▶ _WORK REQUEST_: An exact copy of the listing below is required.

**** DATA RECORDS ****

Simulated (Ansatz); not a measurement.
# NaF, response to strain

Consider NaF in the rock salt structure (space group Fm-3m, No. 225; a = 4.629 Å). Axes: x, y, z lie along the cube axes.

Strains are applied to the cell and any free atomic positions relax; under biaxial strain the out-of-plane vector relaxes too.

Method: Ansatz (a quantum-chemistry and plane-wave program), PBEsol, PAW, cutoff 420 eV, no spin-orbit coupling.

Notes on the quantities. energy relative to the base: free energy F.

****

▶ _PROBLEM SOLUTION_:
Simulated (Ansatz); not a measurement.
# NaF, response to strain

Consider NaF in the rock salt structure (space group Fm-3m, No. 225; a = 4.629 Å). Axes: x, y, z lie along the cube axes.

Strains are applied to the cell and any free atomic positions relax; under biaxial strain the out-of-plane vector relaxes too.

Method: Ansatz (a quantum-chemistry and plane-wave program), PBEsol, PAW, cutoff 420 eV, no spin-orbit coupling.

Notes on the quantities. energy relative to the base: free energy F.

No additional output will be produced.